[[ Source material open ]]

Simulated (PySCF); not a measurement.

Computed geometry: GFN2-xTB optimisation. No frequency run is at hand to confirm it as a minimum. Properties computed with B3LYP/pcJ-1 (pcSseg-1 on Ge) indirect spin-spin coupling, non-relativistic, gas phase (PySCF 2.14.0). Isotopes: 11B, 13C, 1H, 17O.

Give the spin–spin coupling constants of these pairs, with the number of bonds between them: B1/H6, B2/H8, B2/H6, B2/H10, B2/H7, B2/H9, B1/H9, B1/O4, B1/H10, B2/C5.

[[ Source material closed ]]

▶ **Action item**
Nothing in the records should differ from the original when you retype them.

▶ **Answer space**
Simulated (PySCF); not a measurement.

Computed geometry: GFN2-xTB optimisation. No frequency run is at hand to confirm it as a minimum. Properties computed with B3LYP/pcJ-1 (pcSseg-1 on Ge) indirect spin-spin coupling, non-relativistic, gas phase (PySCF 2.14.0). Isotopes: 11B, 13C, 1H, 17O.

Give the spin–spin coupling constants of these pairs, with the number of bonds between them: B1/H6, B2/H8, B2/H6, B2/H10, B2/H7, B2/H9, B1/H9, B1/O4, B1/H10, B2/C5.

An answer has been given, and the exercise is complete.